━━━ Record extracts

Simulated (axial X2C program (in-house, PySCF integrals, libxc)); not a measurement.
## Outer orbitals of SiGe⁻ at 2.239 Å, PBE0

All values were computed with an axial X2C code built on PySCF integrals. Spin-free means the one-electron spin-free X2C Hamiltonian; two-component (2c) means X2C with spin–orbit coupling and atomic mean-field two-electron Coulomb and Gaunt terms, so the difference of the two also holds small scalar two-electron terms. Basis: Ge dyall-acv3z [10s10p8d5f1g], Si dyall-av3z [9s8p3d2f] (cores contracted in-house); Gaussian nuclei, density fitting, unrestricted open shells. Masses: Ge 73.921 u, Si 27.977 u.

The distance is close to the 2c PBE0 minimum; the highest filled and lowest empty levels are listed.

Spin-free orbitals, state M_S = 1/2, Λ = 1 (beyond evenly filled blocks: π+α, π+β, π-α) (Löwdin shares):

━━━━━━

→ Work item: Output the material above, all of it, exactly.

→ Answer section:
Simulated (axial X2C program (in-house, PySCF integrals, libxc)); not a measurement.
## Outer orbitals of SiGe⁻ at 2.239 Å, PBE0

All values were computed with an axial X2C code built on PySCF integrals. Spin-free means the one-electron spin-free X2C Hamiltonian; two-component (2c) means X2C with spin–orbit coupling and atomic mean-field two-electron Coulomb and Gaunt terms, so the difference of the two also holds small scalar two-electron terms. Basis: Ge dyall-acv3z [10s10p8d5f1g], Si dyall-av3z [9s8p3d2f] (cores contracted in-house); Gaussian nuclei, density fitting, unrestricted open shells. Masses: Ge 73.921 u, Si 27.977 u.

The distance is close to the 2c PBE0 minimum; the highest filled and lowest empty levels are listed.

Spin-free orbitals, state M_S = 1/2, Λ = 1 (beyond evenly filled blocks: π+α, π+β, π-α) (Löwdin shares):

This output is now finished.